(Exercise): Every line below should be given again without alteration.

[[ Data provided, beginning ]]
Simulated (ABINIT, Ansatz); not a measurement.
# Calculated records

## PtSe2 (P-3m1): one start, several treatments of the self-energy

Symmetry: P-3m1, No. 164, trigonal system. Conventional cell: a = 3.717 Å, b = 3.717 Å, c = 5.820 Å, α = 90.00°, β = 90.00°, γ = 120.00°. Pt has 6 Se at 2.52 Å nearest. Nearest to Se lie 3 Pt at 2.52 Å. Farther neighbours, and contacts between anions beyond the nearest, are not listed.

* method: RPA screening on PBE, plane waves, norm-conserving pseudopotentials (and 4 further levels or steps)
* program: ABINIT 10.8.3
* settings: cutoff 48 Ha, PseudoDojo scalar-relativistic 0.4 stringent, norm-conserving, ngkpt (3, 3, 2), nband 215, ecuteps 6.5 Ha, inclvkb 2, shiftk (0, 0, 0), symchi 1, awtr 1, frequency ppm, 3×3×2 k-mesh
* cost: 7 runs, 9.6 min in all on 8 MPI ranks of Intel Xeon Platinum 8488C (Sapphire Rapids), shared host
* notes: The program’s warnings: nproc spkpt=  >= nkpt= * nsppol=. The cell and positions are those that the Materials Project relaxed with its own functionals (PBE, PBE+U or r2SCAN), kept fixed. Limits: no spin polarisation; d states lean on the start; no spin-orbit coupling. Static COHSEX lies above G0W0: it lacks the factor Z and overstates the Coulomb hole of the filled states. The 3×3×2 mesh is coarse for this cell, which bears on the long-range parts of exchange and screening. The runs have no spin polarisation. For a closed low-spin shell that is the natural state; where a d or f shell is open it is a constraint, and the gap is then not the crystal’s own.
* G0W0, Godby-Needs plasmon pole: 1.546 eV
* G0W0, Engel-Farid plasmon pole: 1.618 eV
[[ Data provided, end ]]

(Your response):
Simulated (ABINIT, Ansatz); not a measurement.
# Calculated records

## PtSe2 (P-3m1): one start, several treatments of the self-energy

Symmetry: P-3m1, No. 164, trigonal system. Conventional cell: a = 3.717 Å, b = 3.717 Å, c = 5.820 Å, α = 90.00°, β = 90.00°, γ = 120.00°. Pt has 6 Se at 2.52 Å nearest. Nearest to Se lie 3 Pt at 2.52 Å. Farther neighbours, and contacts between anions beyond the nearest, are not listed.

* method: RPA screening on PBE, plane waves, norm-conserving pseudopotentials (and 4 further levels or steps)
* program: ABINIT 10.8.3
* settings: cutoff 48 Ha, PseudoDojo scalar-relativistic 0.4 stringent, norm-conserving, ngkpt (3, 3, 2), nband 215, ecuteps 6.5 Ha, inclvkb 2, shiftk (0, 0, 0), symchi 1, awtr 1, frequency ppm, 3×3×2 k-mesh
* cost: 7 runs, 9.6 min in all on 8 MPI ranks of Intel Xeon Platinum 8488C (Sapphire Rapids), shared host
* notes: The program’s warnings: nproc spkpt=  >= nkpt= * nsppol=. The cell and positions are those that the Materials Project relaxed with its own functionals (PBE, PBE+U or r2SCAN), kept fixed. Limits: no spin polarisation; d states lean on the start; no spin-orbit coupling. Static COHSEX lies above G0W0: it lacks the factor Z and overstates the Coulomb hole of the filled states. The 3×3×2 mesh is coarse for this cell, which bears on the long-range parts of exchange and screening. The runs have no spin polarisation. For a closed low-spin shell that is the natural state; where a d or f shell is open it is a constraint, and the gap is then not the crystal’s own.
* G0W0, Godby-Needs plasmon pole: 1.546 eV
* G0W0, Engel-Farid plasmon pole: 1.618 eV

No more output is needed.